**Record extracts**
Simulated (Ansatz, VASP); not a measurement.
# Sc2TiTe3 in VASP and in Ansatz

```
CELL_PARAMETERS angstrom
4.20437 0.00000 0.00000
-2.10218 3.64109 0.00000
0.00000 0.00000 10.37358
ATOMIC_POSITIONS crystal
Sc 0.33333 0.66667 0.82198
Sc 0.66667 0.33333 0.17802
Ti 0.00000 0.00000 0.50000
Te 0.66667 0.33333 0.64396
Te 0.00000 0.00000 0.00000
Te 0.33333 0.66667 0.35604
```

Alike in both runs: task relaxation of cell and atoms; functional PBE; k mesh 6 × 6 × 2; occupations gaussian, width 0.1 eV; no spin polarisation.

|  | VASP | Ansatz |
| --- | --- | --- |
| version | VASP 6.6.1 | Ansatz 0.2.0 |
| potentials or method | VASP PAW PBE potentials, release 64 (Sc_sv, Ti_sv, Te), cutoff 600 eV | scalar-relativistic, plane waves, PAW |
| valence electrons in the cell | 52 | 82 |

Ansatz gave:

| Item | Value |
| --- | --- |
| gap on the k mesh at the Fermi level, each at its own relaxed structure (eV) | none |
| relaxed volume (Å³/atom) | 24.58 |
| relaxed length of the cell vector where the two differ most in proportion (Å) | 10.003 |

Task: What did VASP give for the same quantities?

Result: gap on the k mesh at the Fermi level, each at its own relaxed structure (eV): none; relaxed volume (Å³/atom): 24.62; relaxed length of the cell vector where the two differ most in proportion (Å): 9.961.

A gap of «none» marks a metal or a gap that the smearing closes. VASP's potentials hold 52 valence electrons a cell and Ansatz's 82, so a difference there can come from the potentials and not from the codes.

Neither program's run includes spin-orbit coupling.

**Work instruction**
Exactly as they stand, set down the lines from the top of the data through the line with "Ansatz 0.2.0 |".

**Problem solution**
Simulated (Ansatz, VASP); not a measurement.
# Sc2TiTe3 in VASP and in Ansatz

```
CELL_PARAMETERS angstrom
4.20437 0.00000 0.00000
-2.10218 3.64109 0.00000
0.00000 0.00000 10.37358
ATOMIC_POSITIONS crystal
Sc 0.33333 0.66667 0.82198
Sc 0.66667 0.33333 0.17802
Ti 0.00000 0.00000 0.50000
Te 0.66667 0.33333 0.64396
Te 0.00000 0.00000 0.00000
Te 0.33333 0.66667 0.35604
```

Alike in both runs: task relaxation of cell and atoms; functional PBE; k mesh 6 × 6 × 2; occupations gaussian, width 0.1 eV; no spin polarisation.

|  | VASP | Ansatz |
| --- | --- | --- |
| version | VASP 6.6.1 | Ansatz 0.2.0 |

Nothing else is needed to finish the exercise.